________

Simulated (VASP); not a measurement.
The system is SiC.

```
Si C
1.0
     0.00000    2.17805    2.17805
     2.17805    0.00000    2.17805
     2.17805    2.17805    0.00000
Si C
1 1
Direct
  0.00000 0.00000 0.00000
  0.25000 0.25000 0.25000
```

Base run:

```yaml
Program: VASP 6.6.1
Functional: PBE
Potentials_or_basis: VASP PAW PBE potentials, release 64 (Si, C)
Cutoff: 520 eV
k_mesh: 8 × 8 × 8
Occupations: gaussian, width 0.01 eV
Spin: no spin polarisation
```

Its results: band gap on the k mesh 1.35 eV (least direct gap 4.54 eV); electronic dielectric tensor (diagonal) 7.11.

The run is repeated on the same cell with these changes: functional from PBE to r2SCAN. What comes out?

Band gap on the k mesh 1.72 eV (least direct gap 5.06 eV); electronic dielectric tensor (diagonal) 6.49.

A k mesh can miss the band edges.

________

→ Work item:
Print, please, the lines above from the very first through the one that holds "Band gap on the k mesh 1.72", both included, word for word and with nothing else.

→ Problem solution:
Simulated (VASP); not a measurement.
The system is SiC.

```
Si C
1.0
     0.00000    2.17805    2.17805
     2.17805    0.00000    2.17805
     2.17805    2.17805    0.00000
Si C
1 1
Direct
  0.00000 0.00000 0.00000
  0.25000 0.25000 0.25000
```

Base run:

```yaml
Program: VASP 6.6.1
Functional: PBE
Potentials_or_basis: VASP PAW PBE potentials, release 64 (Si, C)
Cutoff: 520 eV
k_mesh: 8 × 8 × 8
Occupations: gaussian, width 0.01 eV
Spin: no spin polarisation
```

Its results: band gap on the k mesh 1.35 eV (least direct gap 4.54 eV); electronic dielectric tensor (diagonal) 7.11.

The run is repeated on the same cell with these changes: functional from PBE to r2SCAN. What comes out?

Band gap on the k mesh 1.72 eV (least direct gap 5.06 eV); electronic dielectric tensor (diagonal) 6.49.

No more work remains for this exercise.